** Extracted data follows **

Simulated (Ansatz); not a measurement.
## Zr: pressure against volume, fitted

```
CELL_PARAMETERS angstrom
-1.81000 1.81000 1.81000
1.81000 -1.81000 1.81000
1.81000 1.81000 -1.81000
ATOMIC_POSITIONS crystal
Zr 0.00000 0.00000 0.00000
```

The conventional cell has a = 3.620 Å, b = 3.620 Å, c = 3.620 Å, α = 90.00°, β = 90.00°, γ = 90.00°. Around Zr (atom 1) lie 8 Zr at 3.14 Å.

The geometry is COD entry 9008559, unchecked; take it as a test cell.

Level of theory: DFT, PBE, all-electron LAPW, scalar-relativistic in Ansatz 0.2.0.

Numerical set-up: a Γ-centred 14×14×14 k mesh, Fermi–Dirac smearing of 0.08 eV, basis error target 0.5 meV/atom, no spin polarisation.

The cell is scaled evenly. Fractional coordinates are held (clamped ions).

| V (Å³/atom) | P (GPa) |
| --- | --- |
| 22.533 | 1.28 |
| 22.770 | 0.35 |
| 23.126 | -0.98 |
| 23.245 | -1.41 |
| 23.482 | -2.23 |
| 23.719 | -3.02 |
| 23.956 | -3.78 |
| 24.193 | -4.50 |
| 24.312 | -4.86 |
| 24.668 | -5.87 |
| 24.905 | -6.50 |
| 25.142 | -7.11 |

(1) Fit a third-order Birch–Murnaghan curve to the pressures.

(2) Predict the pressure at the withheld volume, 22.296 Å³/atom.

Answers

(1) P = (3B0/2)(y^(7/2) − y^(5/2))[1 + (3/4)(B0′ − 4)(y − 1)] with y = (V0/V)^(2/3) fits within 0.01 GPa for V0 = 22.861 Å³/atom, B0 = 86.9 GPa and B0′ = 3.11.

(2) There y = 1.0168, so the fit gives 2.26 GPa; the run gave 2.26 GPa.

** End of Extracted data **

**Assigned task**
Include the first line of the listing, the line with "(1) Fit a third-order", and every line between them, each repeated exactly, and output only those.

**Exercise solution**
Simulated (Ansatz); not a measurement.
## Zr: pressure against volume, fitted

```
CELL_PARAMETERS angstrom
-1.81000 1.81000 1.81000
1.81000 -1.81000 1.81000
1.81000 1.81000 -1.81000
ATOMIC_POSITIONS crystal
Zr 0.00000 0.00000 0.00000
```

The conventional cell has a = 3.620 Å, b = 3.620 Å, c = 3.620 Å, α = 90.00°, β = 90.00°, γ = 90.00°. Around Zr (atom 1) lie 8 Zr at 3.14 Å.

The geometry is COD entry 9008559, unchecked; take it as a test cell.

Level of theory: DFT, PBE, all-electron LAPW, scalar-relativistic in Ansatz 0.2.0.

Numerical set-up: a Γ-centred 14×14×14 k mesh, Fermi–Dirac smearing of 0.08 eV, basis error target 0.5 meV/atom, no spin polarisation.

The cell is scaled evenly. Fractional coordinates are held (clamped ions).

| V (Å³/atom) | P (GPa) |
| --- | --- |
| 22.533 | 1.28 |
| 22.770 | 0.35 |
| 23.126 | -0.98 |
| 23.245 | -1.41 |
| 23.482 | -2.23 |
| 23.719 | -3.02 |
| 23.956 | -3.78 |
| 24.193 | -4.50 |
| 24.312 | -4.86 |
| 24.668 | -5.87 |
| 24.905 | -6.50 |
| 25.142 | -7.11 |

(1) Fit a third-order Birch–Murnaghan curve to the pressures.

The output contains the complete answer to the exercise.